[Start of Attachment]

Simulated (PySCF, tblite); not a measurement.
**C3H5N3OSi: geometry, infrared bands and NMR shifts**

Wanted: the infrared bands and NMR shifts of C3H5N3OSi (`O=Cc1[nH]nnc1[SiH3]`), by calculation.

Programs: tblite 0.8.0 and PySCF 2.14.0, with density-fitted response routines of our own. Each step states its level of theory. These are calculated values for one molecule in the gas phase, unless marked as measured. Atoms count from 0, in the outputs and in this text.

[End of Attachment]

**Task item**
Nothing may be omitted; retype every record exactly.

**Result**
Simulated (PySCF, tblite); not a measurement.
**C3H5N3OSi: geometry, infrared bands and NMR shifts**

Wanted: the infrared bands and NMR shifts of C3H5N3OSi (`O=Cc1[nH]nnc1[SiH3]`), by calculation.

Programs: tblite 0.8.0 and PySCF 2.14.0, with density-fitted response routines of our own. Each step states its level of theory. These are calculated values for one molecule in the gas phase, unless marked as measured. Atoms count from 0, in the outputs and in this text.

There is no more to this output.